Data extract
•••••

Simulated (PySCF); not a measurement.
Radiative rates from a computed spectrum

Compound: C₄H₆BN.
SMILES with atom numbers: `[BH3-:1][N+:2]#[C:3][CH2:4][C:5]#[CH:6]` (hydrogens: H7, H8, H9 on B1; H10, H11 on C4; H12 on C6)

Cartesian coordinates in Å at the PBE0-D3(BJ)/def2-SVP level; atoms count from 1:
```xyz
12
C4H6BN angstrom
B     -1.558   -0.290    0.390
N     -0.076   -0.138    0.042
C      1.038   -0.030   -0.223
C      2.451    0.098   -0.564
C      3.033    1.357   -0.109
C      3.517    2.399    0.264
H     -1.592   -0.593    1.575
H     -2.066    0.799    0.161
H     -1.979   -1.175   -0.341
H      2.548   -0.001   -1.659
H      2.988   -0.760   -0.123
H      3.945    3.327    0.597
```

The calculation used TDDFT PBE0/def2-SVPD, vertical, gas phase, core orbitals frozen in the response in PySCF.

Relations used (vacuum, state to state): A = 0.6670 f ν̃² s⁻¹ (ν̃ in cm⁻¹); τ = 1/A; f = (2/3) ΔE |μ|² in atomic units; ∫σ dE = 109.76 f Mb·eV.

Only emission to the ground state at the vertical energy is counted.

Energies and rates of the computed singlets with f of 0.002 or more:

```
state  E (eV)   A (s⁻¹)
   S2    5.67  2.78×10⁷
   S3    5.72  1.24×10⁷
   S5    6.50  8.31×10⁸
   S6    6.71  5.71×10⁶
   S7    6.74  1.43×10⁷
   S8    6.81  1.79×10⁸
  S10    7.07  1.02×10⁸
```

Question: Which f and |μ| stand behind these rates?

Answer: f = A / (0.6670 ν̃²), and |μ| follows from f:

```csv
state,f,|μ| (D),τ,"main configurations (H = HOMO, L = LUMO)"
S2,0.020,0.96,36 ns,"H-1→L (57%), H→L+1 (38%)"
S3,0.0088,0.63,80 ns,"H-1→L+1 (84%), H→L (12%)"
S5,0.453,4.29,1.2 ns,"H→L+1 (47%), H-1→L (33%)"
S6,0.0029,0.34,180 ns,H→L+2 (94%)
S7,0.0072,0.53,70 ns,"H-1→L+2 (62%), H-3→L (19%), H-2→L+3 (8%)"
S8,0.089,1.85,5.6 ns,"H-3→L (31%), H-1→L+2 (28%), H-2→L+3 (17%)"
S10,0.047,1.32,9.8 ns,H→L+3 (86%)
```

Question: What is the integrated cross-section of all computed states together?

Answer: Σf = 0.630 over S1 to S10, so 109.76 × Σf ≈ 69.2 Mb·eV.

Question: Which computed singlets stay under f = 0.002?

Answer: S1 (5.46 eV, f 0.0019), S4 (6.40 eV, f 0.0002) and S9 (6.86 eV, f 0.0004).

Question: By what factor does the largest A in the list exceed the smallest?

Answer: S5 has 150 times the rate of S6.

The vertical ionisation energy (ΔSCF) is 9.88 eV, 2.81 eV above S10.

•••••

Brief
Only the lines from the beginning of the material to the line containing "SMILES with atom" should be echoed, verbatim and in full.

Solution
Simulated (PySCF); not a measurement.
Radiative rates from a computed spectrum

Compound: C₄H₆BN.
SMILES with atom numbers: `[BH3-:1][N+:2]#[C:3][CH2:4][C:5]#[CH:6]` (hydrogens: H7, H8, H9 on B1; H10, H11 on C4; H12 on C6)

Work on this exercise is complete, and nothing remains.